Extracted records ::
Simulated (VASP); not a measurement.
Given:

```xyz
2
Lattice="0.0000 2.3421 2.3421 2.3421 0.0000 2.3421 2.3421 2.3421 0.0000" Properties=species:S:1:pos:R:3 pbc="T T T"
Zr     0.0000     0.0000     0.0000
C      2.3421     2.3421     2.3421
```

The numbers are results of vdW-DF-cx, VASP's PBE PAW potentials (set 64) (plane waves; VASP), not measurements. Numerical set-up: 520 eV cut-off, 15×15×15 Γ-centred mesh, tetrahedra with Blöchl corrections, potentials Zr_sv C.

Exercise :: Restate all the material exactly, word for word.

Worked solution ::
Simulated (VASP); not a measurement.
Given:

```xyz
2
Lattice="0.0000 2.3421 2.3421 2.3421 0.0000 2.3421 2.3421 2.3421 0.0000" Properties=species:S:1:pos:R:3 pbc="T T T"
Zr     0.0000     0.0000     0.0000
C      2.3421     2.3421     2.3421
```

The numbers are results of vdW-DF-cx, VASP's PBE PAW potentials (set 64) (plane waves; VASP), not measurements. Numerical set-up: 520 eV cut-off, 15×15×15 Γ-centred mesh, tetrahedra with Blöchl corrections, potentials Zr_sv C.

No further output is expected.